Print out each record, keeping it identical to the original.

☆ ☆ ☆ ☆

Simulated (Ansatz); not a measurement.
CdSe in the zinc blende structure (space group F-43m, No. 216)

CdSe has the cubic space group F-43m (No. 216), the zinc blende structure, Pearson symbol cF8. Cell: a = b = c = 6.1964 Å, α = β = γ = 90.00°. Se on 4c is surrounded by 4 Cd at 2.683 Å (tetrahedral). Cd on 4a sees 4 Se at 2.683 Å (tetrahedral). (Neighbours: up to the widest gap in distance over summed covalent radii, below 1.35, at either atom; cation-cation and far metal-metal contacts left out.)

☆ ☆ ☆ ☆

◆ Expected answer ◆
Simulated (Ansatz); not a measurement.
CdSe in the zinc blende structure (space group F-43m, No. 216)

CdSe has the cubic space group F-43m (No. 216), the zinc blende structure, Pearson symbol cF8. Cell: a = b = c = 6.1964 Å, α = β = γ = 90.00°. Se on 4c is surrounded by 4 Cd at 2.683 Å (tetrahedral). Cd on 4a sees 4 Se at 2.683 Å (tetrahedral). (Neighbours: up to the widest gap in distance over summed covalent radii, below 1.35, at either atom; cation-cation and far metal-metal contacts left out.)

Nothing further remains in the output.